> [DATASET EXCERPTS]:
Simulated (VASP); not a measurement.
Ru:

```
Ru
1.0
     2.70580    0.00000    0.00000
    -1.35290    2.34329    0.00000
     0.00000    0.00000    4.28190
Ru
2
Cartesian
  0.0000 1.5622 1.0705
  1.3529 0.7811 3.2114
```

> [EXERCISE]:
Please set down all of the data above again, matching it exactly.

> [EXERCISE RESPONSE]:
Simulated (VASP); not a measurement.
Ru:

```
Ru
1.0
     2.70580    0.00000    0.00000
    -1.35290    2.34329    0.00000
     0.00000    0.00000    4.28190
Ru
2
Cartesian
  0.0000 1.5622 1.0705
  1.3529 0.7811 3.2114
```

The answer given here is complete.